ASSIGNED TASK -
Without changing anything, output the records below.

** Opening GIVEN ENTRIES block **
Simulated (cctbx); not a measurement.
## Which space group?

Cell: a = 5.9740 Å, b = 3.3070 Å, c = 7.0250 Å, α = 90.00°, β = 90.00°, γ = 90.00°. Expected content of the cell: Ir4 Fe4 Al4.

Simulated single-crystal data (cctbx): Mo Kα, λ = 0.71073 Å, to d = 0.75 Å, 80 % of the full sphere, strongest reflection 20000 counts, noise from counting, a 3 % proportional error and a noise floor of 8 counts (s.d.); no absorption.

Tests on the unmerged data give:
** Closing GIVEN ENTRIES block **

WRITTEN ANSWER -
Simulated (cctbx); not a measurement.
## Which space group?

Cell: a = 5.9740 Å, b = 3.3070 Å, c = 7.0250 Å, α = 90.00°, β = 90.00°, γ = 90.00°. Expected content of the cell: Ir4 Fe4 Al4.

Simulated single-crystal data (cctbx): Mo Kα, λ = 0.71073 Å, to d = 0.75 Å, 80 % of the full sphere, strongest reflection 20000 counts, noise from counting, a 3 % proportional error and a noise floor of 8 counts (s.d.); no absorption.

Tests on the unmerged data give:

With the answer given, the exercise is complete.